**Activity**
What you write should be an exact copy of the material, from its first line through the line containing "Total energies in".

───── Supplied data ─────
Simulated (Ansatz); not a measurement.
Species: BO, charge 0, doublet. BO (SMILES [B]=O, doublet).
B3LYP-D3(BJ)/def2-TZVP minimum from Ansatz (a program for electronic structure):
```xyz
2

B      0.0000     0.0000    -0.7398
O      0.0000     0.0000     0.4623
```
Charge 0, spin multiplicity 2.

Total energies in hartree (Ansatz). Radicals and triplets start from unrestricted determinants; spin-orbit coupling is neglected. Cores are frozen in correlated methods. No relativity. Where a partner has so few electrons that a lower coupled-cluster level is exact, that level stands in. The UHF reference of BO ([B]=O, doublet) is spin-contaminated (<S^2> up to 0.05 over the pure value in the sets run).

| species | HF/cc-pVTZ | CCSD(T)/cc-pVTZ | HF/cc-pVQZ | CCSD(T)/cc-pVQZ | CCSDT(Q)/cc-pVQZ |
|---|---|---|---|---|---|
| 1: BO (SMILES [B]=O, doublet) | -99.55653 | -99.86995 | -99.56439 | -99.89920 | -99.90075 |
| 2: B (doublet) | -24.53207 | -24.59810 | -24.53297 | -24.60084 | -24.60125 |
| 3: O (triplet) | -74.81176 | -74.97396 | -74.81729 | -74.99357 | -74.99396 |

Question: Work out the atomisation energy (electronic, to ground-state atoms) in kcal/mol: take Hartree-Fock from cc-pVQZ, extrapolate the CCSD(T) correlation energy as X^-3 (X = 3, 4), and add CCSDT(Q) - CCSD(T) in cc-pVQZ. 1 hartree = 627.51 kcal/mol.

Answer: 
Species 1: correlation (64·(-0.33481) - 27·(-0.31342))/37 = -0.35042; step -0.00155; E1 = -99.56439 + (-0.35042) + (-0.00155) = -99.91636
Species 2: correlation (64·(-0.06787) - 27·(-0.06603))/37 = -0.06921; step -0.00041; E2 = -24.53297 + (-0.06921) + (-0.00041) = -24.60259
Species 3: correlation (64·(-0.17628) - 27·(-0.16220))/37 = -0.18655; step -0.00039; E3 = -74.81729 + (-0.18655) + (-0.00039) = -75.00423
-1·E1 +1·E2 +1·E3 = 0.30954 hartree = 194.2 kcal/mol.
─────

**Written reply**
Simulated (Ansatz); not a measurement.
Species: BO, charge 0, doublet. BO (SMILES [B]=O, doublet).
B3LYP-D3(BJ)/def2-TZVP minimum from Ansatz (a program for electronic structure):
```xyz
2

B      0.0000     0.0000    -0.7398
O      0.0000     0.0000     0.4623
```
Charge 0, spin multiplicity 2.

Total energies in hartree (Ansatz). Radicals and triplets start from unrestricted determinants; spin-orbit coupling is neglected. Cores are frozen in correlated methods. No relativity. Where a partner has so few electrons that a lower coupled-cluster level is exact, that level stands in. The UHF reference of BO ([B]=O, doublet) is spin-contaminated (<S^2> up to 0.05 over the pure value in the sets run).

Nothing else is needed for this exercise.